[ASSIGNED TASK] Print verbatim the opening line of the material and every subsequent line through the one containing "The species is".

[DATA PROVIDED]
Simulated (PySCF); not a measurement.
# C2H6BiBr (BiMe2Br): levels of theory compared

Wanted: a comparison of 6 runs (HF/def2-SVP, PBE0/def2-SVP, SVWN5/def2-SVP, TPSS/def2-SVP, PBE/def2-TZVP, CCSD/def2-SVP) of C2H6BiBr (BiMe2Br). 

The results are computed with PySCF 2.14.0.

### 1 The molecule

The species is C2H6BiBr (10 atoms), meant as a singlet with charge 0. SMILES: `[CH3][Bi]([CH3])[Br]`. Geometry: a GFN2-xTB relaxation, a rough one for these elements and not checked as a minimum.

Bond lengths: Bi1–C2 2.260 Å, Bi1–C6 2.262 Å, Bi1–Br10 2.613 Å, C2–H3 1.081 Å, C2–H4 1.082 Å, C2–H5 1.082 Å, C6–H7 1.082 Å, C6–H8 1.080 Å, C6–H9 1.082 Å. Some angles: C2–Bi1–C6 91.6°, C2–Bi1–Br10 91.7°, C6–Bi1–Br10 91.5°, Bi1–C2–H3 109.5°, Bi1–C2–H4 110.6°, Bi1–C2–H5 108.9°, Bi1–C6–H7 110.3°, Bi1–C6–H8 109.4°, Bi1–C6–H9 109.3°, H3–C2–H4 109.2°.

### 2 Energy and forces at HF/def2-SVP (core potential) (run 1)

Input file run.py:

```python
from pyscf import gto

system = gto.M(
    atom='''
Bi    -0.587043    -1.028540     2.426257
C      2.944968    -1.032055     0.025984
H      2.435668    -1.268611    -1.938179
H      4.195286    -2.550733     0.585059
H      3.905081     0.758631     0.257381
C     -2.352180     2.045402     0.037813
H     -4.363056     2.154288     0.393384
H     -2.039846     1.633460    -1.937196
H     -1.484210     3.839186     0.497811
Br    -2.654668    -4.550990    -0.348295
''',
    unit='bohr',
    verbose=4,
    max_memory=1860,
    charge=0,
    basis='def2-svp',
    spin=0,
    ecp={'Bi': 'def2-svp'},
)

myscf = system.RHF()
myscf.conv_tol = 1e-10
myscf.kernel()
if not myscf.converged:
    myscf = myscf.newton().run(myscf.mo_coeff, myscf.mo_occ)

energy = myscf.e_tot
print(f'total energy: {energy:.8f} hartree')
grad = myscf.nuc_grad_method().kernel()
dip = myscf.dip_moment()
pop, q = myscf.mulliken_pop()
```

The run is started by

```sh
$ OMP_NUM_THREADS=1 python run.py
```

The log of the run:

[RESPONSE]
Simulated (PySCF); not a measurement.
# C2H6BiBr (BiMe2Br): levels of theory compared

Wanted: a comparison of 6 runs (HF/def2-SVP, PBE0/def2-SVP, SVWN5/def2-SVP, TPSS/def2-SVP, PBE/def2-TZVP, CCSD/def2-SVP) of C2H6BiBr (BiMe2Br). 

The results are computed with PySCF 2.14.0.

### 1 The molecule

The species is C2H6BiBr (10 atoms), meant as a singlet with charge 0. SMILES: `[CH3][Bi]([CH3])[Br]`. Geometry: a GFN2-xTB relaxation, a rough one for these elements and not checked as a minimum.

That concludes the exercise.